ENTRIES PROVIDED:
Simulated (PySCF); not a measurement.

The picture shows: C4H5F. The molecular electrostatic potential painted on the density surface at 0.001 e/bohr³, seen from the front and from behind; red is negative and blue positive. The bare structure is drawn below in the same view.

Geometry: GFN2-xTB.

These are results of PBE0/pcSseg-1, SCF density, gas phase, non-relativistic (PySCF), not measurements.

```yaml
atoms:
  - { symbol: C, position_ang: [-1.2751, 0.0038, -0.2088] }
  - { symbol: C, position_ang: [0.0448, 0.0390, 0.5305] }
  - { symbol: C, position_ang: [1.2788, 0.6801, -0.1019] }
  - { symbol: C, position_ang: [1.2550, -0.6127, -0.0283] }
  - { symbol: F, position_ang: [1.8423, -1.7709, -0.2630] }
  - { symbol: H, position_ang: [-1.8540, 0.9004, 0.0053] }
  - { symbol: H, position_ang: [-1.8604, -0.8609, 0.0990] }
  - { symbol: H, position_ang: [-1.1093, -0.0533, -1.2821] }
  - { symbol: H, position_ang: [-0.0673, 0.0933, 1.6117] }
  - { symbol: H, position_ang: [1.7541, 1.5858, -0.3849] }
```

WORK TASK:
Would you transcribe every entry exactly?

RESULT:
Simulated (PySCF); not a measurement.

The picture shows: C4H5F. The molecular electrostatic potential painted on the density surface at 0.001 e/bohr³, seen from the front and from behind; red is negative and blue positive. The bare structure is drawn below in the same view.

Geometry: GFN2-xTB.

These are results of PBE0/pcSseg-1, SCF density, gas phase, non-relativistic (PySCF), not measurements.

```yaml
atoms:
  - { symbol: C, position_ang: [-1.2751, 0.0038, -0.2088] }
  - { symbol: C, position_ang: [0.0448, 0.0390, 0.5305] }
  - { symbol: C, position_ang: [1.2788, 0.6801, -0.1019] }
  - { symbol: C, position_ang: [1.2550, -0.6127, -0.0283] }
  - { symbol: F, position_ang: [1.8423, -1.7709, -0.2630] }
  - { symbol: H, position_ang: [-1.8540, 0.9004, 0.0053] }
  - { symbol: H, position_ang: [-1.8604, -0.8609, 0.0990] }
  - { symbol: H, position_ang: [-1.1093, -0.0533, -1.2821] }
  - { symbol: H, position_ang: [-0.0673, 0.0933, 1.6117] }
  - { symbol: H, position_ang: [1.7541, 1.5858, -0.3849] }
```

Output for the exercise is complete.